| REQUIREMENT |
Copy out, exactly, the first line of the entries below and every line after it through the one containing "A ladder of".

| RECORDED INFORMATION |
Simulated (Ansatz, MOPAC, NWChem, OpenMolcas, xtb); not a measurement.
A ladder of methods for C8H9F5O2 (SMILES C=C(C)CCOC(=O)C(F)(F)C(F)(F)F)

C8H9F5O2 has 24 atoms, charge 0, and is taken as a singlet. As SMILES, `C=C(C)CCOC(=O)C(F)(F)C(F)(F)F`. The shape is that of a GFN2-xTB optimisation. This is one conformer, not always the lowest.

| EXPECTED ANSWER |
Simulated (Ansatz, MOPAC, NWChem, OpenMolcas, xtb); not a measurement.
A ladder of methods for C8H9F5O2 (SMILES C=C(C)CCOC(=O)C(F)(F)C(F)(F)F)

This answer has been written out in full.